WORK INSTRUCTION:
Copy precisely the first line of the material below and every later line, stopping with the line that contains "Question: Is this".

START LISTED RECORDS

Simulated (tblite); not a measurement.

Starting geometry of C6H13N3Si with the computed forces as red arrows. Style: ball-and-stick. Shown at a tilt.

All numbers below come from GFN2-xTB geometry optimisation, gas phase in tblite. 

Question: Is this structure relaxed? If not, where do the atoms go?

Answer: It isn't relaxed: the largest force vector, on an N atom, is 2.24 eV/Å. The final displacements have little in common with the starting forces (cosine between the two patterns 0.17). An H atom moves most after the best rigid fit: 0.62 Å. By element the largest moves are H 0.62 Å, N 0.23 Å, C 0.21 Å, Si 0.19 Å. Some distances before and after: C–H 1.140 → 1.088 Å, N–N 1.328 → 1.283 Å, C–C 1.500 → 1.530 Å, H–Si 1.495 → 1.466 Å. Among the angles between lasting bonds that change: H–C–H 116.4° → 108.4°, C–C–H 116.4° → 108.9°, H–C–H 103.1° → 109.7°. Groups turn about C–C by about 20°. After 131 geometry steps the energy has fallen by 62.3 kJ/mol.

END LISTED RECORDS

PROBLEM SOLUTION:
Simulated (tblite); not a measurement.

Starting geometry of C6H13N3Si with the computed forces as red arrows. Style: ball-and-stick. Shown at a tilt.

All numbers below come from GFN2-xTB geometry optimisation, gas phase in tblite. 

Question: Is this structure relaxed? If not, where do the atoms go?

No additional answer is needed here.